**Exercise data**
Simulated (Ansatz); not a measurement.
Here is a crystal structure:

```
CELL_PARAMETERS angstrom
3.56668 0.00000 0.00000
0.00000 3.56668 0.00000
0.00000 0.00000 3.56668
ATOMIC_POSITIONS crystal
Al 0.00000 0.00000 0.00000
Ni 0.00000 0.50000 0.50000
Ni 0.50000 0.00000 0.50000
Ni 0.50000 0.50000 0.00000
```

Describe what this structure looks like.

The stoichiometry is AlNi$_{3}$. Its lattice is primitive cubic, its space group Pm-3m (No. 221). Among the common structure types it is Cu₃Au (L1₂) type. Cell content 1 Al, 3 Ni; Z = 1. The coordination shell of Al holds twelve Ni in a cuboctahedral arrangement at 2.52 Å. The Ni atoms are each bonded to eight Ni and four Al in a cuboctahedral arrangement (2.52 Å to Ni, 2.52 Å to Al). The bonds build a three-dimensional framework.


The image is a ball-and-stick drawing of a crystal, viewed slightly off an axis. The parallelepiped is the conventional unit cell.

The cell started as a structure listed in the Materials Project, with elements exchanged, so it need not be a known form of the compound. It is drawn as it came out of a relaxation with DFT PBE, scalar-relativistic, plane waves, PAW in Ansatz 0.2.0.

**Work item**
Starting at the top of the listing above, repeat every line exactly until the line that contains "Describe what this structure looks like." has been repeated too.

**Expected answer**
Simulated (Ansatz); not a measurement.
Here is a crystal structure:

```
CELL_PARAMETERS angstrom
3.56668 0.00000 0.00000
0.00000 3.56668 0.00000
0.00000 0.00000 3.56668
ATOMIC_POSITIONS crystal
Al 0.00000 0.00000 0.00000
Ni 0.00000 0.50000 0.50000
Ni 0.50000 0.00000 0.50000
Ni 0.50000 0.50000 0.00000
```

Describe what this structure looks like.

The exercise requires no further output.